What you return must match the listing below word for word.

━━━ Recorded data
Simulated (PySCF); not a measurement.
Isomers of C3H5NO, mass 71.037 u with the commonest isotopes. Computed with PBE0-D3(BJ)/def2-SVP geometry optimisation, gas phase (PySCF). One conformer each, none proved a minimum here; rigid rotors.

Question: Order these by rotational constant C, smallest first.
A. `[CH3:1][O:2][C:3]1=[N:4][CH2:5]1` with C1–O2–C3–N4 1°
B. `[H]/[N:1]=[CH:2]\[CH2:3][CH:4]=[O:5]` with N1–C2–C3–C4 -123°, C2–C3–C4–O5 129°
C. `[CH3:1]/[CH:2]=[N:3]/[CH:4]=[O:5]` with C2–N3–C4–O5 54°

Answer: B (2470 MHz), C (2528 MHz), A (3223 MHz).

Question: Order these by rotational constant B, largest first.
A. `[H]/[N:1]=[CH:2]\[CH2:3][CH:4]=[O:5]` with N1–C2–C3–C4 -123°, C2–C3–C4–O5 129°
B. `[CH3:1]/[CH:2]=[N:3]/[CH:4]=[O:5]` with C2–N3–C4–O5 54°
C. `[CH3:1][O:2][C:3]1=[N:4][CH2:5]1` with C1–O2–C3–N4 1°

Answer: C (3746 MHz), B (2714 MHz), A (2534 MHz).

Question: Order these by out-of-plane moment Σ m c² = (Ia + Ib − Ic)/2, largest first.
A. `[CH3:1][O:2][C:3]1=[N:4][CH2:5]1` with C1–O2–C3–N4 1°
━━━━━━

Exercise answer ->
Simulated (PySCF); not a measurement.
Isomers of C3H5NO, mass 71.037 u with the commonest isotopes. Computed with PBE0-D3(BJ)/def2-SVP geometry optimisation, gas phase (PySCF). One conformer each, none proved a minimum here; rigid rotors.

Question: Order these by rotational constant C, smallest first.
A. `[CH3:1][O:2][C:3]1=[N:4][CH2:5]1` with C1–O2–C3–N4 1°
B. `[H]/[N:1]=[CH:2]\[CH2:3][CH:4]=[O:5]` with N1–C2–C3–C4 -123°, C2–C3–C4–O5 129°
C. `[CH3:1]/[CH:2]=[N:3]/[CH:4]=[O:5]` with C2–N3–C4–O5 54°

Answer: B (2470 MHz), C (2528 MHz), A (3223 MHz).

Question: Order these by rotational constant B, largest first.
A. `[H]/[N:1]=[CH:2]\[CH2:3][CH:4]=[O:5]` with N1–C2–C3–C4 -123°, C2–C3–C4–O5 129°
B. `[CH3:1]/[CH:2]=[N:3]/[CH:4]=[O:5]` with C2–N3–C4–O5 54°
C. `[CH3:1][O:2][C:3]1=[N:4][CH2:5]1` with C1–O2–C3–N4 1°

Answer: C (3746 MHz), B (2714 MHz), A (2534 MHz).

Question: Order these by out-of-plane moment Σ m c² = (Ia + Ib − Ic)/2, largest first.
A. `[CH3:1][O:2][C:3]1=[N:4][CH2:5]1` with C1–O2–C3–N4 1°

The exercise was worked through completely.